Work request
In the records below, begin at the line containing "## Magnetisability and" and end at the line containing "Method: GIAO B3LYP/pcSseg-1"; quote every line in that span exactly, including both boundary lines, and no others.

Extracted data
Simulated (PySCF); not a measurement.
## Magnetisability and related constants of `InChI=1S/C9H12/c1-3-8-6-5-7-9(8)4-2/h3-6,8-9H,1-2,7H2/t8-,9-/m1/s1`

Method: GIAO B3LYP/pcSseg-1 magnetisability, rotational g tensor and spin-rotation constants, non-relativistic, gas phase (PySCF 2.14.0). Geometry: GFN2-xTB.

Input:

Task output
## Magnetisability and related constants of `InChI=1S/C9H12/c1-3-8-6-5-7-9(8)4-2/h3-6,8-9H,1-2,7H2/t8-,9-/m1/s1`

Method: GIAO B3LYP/pcSseg-1 magnetisability, rotational g tensor and spin-rotation constants, non-relativistic, gas phase (PySCF 2.14.0). Geometry: GFN2-xTB.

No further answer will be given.